■ Work task ■
How do the records below read from their first line through the line containing "Answer: the end point of this relaxation."? Write those lines out exactly.

Segment Start: Information

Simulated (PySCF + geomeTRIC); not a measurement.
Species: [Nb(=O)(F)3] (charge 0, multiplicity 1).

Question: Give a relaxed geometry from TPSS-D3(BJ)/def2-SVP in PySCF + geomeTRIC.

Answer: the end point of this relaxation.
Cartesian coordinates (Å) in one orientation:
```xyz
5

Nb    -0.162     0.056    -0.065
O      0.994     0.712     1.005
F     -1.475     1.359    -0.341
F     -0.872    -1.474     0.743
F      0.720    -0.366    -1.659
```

Segment End: Information

■ Exercise result ■
Simulated (PySCF + geomeTRIC); not a measurement.
Species: [Nb(=O)(F)3] (charge 0, multiplicity 1).

Question: Give a relaxed geometry from TPSS-D3(BJ)/def2-SVP in PySCF + geomeTRIC.

Answer: the end point of this relaxation.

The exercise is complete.